> ACTIVITY: Provide the entries once more, identical in every word.

> EXERCISE DATA:
::::::::::
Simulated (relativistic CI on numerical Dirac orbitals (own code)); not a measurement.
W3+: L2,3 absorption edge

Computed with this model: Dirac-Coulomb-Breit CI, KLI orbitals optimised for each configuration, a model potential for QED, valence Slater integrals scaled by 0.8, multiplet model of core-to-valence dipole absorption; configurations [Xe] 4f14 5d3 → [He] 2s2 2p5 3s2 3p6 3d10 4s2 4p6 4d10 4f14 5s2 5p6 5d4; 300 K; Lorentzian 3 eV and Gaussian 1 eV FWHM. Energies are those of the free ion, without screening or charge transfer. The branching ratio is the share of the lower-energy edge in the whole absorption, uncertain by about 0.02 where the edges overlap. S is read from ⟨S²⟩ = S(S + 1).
::::::::::

> ANSWER SECTION:
Simulated (relativistic CI on numerical Dirac orbitals (own code)); not a measurement.
W3+: L2,3 absorption edge

Computed with this model: Dirac-Coulomb-Breit CI, KLI orbitals optimised for each configuration, a model potential for QED, valence Slater integrals scaled by 0.8, multiplet model of core-to-valence dipole absorption; configurations [Xe] 4f14 5d3 → [He] 2s2 2p5 3s2 3p6 3d10 4s2 4p6 4d10 4f14 5s2 5p6 5d4; 300 K; Lorentzian 3 eV and Gaussian 1 eV FWHM. Energies are those of the free ion, without screening or charge transfer. The branching ratio is the share of the lower-energy edge in the whole absorption, uncertain by about 0.02 where the edges overlap. S is read from ⟨S²⟩ = S(S + 1).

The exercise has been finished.